Look through the material below. Return exactly the lines from the one with "Final values are" through the one with "The run could", both included.

•••

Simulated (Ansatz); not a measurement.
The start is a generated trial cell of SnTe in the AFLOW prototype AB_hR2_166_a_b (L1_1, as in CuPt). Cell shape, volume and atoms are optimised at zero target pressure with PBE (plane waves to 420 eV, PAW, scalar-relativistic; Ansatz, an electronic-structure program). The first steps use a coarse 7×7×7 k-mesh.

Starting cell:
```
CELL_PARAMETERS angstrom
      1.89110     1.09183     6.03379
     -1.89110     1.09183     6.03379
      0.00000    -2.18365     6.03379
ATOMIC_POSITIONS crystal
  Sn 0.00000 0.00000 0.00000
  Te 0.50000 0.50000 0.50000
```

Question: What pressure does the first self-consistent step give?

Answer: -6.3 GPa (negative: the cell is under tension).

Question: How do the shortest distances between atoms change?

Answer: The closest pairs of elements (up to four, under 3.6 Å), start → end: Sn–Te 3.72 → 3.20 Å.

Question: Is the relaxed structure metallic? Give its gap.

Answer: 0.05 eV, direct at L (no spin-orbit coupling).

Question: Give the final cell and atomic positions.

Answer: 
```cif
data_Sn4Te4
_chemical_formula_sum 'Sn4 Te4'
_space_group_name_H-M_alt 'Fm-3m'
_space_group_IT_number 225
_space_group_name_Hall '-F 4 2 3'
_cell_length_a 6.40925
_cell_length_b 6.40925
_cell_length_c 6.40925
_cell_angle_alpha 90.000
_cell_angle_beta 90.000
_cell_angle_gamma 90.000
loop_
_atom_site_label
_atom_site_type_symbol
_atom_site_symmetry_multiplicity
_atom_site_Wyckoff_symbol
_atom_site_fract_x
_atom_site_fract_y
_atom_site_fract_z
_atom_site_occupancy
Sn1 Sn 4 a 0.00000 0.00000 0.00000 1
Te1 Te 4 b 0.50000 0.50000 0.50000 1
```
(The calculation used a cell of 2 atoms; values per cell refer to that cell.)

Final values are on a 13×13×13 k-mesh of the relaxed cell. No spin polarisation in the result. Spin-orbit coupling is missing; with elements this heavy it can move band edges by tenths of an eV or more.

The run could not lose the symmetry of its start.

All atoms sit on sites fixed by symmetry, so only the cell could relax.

•••

EXERCISE SOLUTION
Final values are on a 13×13×13 k-mesh of the relaxed cell. No spin polarisation in the result. Spin-orbit coupling is missing; with elements this heavy it can move band edges by tenths of an eV or more.

The run could not lose the symmetry of its start.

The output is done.